» **EXCERPTED RECORDS**:
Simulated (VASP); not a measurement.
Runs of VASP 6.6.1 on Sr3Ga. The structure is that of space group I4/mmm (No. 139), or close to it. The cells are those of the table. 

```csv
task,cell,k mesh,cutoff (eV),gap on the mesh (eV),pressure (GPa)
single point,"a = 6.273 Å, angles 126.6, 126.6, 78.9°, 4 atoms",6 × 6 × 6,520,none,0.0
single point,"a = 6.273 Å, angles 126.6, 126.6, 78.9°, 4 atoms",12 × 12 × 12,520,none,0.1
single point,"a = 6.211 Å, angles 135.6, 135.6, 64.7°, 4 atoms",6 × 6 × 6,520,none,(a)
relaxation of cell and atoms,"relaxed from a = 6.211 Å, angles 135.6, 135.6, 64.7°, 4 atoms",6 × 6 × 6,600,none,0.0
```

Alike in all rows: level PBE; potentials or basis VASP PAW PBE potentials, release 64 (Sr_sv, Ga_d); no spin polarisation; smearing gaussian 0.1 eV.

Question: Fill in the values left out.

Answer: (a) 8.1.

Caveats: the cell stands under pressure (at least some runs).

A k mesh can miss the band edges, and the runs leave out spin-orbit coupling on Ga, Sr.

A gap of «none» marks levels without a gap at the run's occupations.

» **TASK ITEM**:
The lines to retype run from the start of the entries through the line containing "A k mesh can"; reproduce them exactly and add nothing.

» **WRITTEN RESPONSE**:
Simulated (VASP); not a measurement.
Runs of VASP 6.6.1 on Sr3Ga. The structure is that of space group I4/mmm (No. 139), or close to it. The cells are those of the table. 

```csv
task,cell,k mesh,cutoff (eV),gap on the mesh (eV),pressure (GPa)
single point,"a = 6.273 Å, angles 126.6, 126.6, 78.9°, 4 atoms",6 × 6 × 6,520,none,0.0
single point,"a = 6.273 Å, angles 126.6, 126.6, 78.9°, 4 atoms",12 × 12 × 12,520,none,0.1
single point,"a = 6.211 Å, angles 135.6, 135.6, 64.7°, 4 atoms",6 × 6 × 6,520,none,(a)
relaxation of cell and atoms,"relaxed from a = 6.211 Å, angles 135.6, 135.6, 64.7°, 4 atoms",6 × 6 × 6,600,none,0.0
```

Alike in all rows: level PBE; potentials or basis VASP PAW PBE potentials, release 64 (Sr_sv, Ga_d); no spin polarisation; smearing gaussian 0.1 eV.

Question: Fill in the values left out.

Answer: (a) 8.1.

Caveats: the cell stands under pressure (at least some runs).

A k mesh can miss the band edges, and the runs leave out spin-orbit coupling on Ga, Sr.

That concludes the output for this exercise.